*Task item*: When you reach the records, transcribe each one exactly.

*Data for analysis*:
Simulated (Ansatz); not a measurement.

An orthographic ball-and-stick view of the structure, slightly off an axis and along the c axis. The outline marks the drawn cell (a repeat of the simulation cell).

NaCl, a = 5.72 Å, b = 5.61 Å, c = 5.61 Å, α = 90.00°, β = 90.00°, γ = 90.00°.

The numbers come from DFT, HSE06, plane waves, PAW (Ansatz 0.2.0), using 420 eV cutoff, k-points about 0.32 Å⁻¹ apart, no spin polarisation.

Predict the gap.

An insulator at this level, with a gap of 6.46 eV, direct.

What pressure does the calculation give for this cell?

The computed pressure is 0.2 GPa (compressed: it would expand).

*Written solution*:
Simulated (Ansatz); not a measurement.

An orthographic ball-and-stick view of the structure, slightly off an axis and along the c axis. The outline marks the drawn cell (a repeat of the simulation cell).

NaCl, a = 5.72 Å, b = 5.61 Å, c = 5.61 Å, α = 90.00°, β = 90.00°, γ = 90.00°.

The numbers come from DFT, HSE06, plane waves, PAW (Ansatz 0.2.0), using 420 eV cutoff, k-points about 0.32 Å⁻¹ apart, no spin polarisation.

Predict the gap.

An insulator at this level, with a gap of 6.46 eV, direct.

What pressure does the calculation give for this cell?

The computed pressure is 0.2 GPa (compressed: it would expand).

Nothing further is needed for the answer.